■ **Records supplied**
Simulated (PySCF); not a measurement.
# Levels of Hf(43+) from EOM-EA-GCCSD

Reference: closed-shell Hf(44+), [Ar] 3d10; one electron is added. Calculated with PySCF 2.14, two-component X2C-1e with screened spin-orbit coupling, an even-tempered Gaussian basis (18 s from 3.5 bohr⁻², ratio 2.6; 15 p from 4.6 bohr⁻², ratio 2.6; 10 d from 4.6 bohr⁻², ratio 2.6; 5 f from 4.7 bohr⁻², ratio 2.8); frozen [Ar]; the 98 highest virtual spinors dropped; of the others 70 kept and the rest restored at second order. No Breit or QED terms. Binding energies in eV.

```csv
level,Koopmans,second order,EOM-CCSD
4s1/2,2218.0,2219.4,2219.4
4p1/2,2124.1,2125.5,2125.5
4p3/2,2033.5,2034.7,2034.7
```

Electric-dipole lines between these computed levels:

■ **Work request**
Print each line of the data exactly as it was written.

■ **Response box**
Simulated (PySCF); not a measurement.
# Levels of Hf(43+) from EOM-EA-GCCSD

Reference: closed-shell Hf(44+), [Ar] 3d10; one electron is added. Calculated with PySCF 2.14, two-component X2C-1e with screened spin-orbit coupling, an even-tempered Gaussian basis (18 s from 3.5 bohr⁻², ratio 2.6; 15 p from 4.6 bohr⁻², ratio 2.6; 10 d from 4.6 bohr⁻², ratio 2.6; 5 f from 4.7 bohr⁻², ratio 2.8); frozen [Ar]; the 98 highest virtual spinors dropped; of the others 70 kept and the rest restored at second order. No Breit or QED terms. Binding energies in eV.

```csv
level,Koopmans,second order,EOM-CCSD
4s1/2,2218.0,2219.4,2219.4
4p1/2,2124.1,2125.5,2125.5
4p3/2,2033.5,2034.7,2034.7
```

Electric-dipole lines between these computed levels:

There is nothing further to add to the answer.